** Opening DATA SECTION block **

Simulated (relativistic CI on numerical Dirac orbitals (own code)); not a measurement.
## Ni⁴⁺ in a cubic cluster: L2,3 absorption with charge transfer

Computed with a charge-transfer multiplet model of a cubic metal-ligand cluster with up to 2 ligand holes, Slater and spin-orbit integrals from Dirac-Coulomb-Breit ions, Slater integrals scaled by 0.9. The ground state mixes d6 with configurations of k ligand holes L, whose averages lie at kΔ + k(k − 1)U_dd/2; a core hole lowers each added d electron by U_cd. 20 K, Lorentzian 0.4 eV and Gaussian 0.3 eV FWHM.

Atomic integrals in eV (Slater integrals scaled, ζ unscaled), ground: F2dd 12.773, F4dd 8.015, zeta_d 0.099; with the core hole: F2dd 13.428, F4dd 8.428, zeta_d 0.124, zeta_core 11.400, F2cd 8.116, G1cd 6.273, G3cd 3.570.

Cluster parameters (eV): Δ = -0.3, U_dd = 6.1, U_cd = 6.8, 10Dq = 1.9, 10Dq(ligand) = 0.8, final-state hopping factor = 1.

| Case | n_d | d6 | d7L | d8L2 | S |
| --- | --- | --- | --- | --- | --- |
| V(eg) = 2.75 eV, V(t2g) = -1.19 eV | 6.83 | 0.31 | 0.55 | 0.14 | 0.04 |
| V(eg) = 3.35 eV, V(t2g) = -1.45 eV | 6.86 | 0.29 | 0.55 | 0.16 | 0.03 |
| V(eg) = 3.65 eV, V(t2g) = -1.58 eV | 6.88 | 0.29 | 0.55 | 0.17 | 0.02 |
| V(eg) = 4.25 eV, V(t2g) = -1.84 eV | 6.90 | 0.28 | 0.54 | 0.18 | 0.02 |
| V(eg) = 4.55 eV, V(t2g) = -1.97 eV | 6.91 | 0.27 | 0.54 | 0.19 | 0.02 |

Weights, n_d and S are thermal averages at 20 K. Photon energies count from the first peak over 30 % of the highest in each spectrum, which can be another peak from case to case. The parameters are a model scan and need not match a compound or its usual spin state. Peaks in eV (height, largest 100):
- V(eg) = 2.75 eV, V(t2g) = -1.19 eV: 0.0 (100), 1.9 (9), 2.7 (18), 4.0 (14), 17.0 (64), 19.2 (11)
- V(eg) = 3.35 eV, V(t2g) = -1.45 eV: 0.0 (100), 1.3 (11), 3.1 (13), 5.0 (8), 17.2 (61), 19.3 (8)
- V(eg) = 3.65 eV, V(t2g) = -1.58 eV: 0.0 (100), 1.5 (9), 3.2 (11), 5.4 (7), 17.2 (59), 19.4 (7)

** Closing DATA SECTION block **

Please reproduce, exactly as they appear above, the lines from the line containing "- V(eg) = 2.75" up to and including the line containing "- V(eg) = 3.35".

◆ RESPONSE
- V(eg) = 2.75 eV, V(t2g) = -1.19 eV: 0.0 (100), 1.9 (9), 2.7 (18), 4.0 (14), 17.0 (64), 19.2 (11)
- V(eg) = 3.35 eV, V(t2g) = -1.45 eV: 0.0 (100), 1.3 (11), 3.1 (13), 5.0 (8), 17.2 (61), 19.3 (8)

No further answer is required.